━━━━━━━━━━━━━━━━

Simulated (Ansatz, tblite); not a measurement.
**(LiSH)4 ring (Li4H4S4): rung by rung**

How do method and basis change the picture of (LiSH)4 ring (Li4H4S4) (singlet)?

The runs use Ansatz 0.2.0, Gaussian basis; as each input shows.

━━━━━━━━━━━━━━━━

▶ **WORK INSTRUCTION**:
From the records above, extract every entry exactly as given.

▶ **YOUR RESPONSE**:
Simulated (Ansatz, tblite); not a measurement.
**(LiSH)4 ring (Li4H4S4): rung by rung**

How do method and basis change the picture of (LiSH)4 ring (Li4H4S4) (singlet)?

The runs use Ansatz 0.2.0, Gaussian basis; as each input shows.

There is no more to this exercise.